Action item:
Records appear below. Give all of them again, exactly.

Provided data:
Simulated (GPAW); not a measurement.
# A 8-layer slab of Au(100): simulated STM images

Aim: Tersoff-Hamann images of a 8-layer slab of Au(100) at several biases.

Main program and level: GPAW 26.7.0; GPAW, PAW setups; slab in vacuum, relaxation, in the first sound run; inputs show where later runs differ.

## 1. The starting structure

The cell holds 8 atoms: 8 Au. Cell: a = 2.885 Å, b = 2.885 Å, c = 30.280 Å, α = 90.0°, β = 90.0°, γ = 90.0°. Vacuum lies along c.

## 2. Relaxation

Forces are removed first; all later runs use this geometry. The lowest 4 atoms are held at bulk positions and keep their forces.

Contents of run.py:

Written answer:
Simulated (GPAW); not a measurement.
# A 8-layer slab of Au(100): simulated STM images

Aim: Tersoff-Hamann images of a 8-layer slab of Au(100) at several biases.

Main program and level: GPAW 26.7.0; GPAW, PAW setups; slab in vacuum, relaxation, in the first sound run; inputs show where later runs differ.

## 1. The starting structure

The cell holds 8 atoms: 8 Au. Cell: a = 2.885 Å, b = 2.885 Å, c = 30.280 Å, α = 90.0°, β = 90.0°, γ = 90.0°. Vacuum lies along c.

## 2. Relaxation

Forces are removed first; all later runs use this geometry. The lowest 4 atoms are held at bulk positions and keep their forces.

Contents of run.py:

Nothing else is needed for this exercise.